------------------------

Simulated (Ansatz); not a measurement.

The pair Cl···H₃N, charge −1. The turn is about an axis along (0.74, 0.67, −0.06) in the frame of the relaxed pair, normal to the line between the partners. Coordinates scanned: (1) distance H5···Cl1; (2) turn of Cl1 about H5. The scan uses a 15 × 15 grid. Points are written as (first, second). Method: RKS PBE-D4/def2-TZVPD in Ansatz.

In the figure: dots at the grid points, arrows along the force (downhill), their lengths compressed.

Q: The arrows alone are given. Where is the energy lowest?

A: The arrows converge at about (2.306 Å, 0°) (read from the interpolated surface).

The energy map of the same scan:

------------------------

■ ACTION ITEM
Nothing should be left out. Reproduce all the entries precisely.

■ ANSWER SPACE
Simulated (Ansatz); not a measurement.

The pair Cl···H₃N, charge −1. The turn is about an axis along (0.74, 0.67, −0.06) in the frame of the relaxed pair, normal to the line between the partners. Coordinates scanned: (1) distance H5···Cl1; (2) turn of Cl1 about H5. The scan uses a 15 × 15 grid. Points are written as (first, second). Method: RKS PBE-D4/def2-TZVPD in Ansatz.

In the figure: dots at the grid points, arrows along the force (downhill), their lengths compressed.

Q: The arrows alone are given. Where is the energy lowest?

A: The arrows converge at about (2.306 Å, 0°) (read from the interpolated surface).

The energy map of the same scan:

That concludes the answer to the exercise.